### Extracted data
-- Opening Marker --
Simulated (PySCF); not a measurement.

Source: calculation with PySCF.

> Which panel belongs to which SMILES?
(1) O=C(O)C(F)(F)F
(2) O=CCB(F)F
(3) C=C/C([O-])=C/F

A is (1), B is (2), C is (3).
-- Closing Marker --

### Assignment
Copy the material above word for word, taking the first line, the line containing "(3) C=C/C([O-])=C/F", and every line between them, and nothing else.

### Task solution
Simulated (PySCF); not a measurement.

Source: calculation with PySCF.

> Which panel belongs to which SMILES?
(1) O=C(O)C(F)(F)F
(2) O=CCB(F)F
(3) C=C/C([O-])=C/F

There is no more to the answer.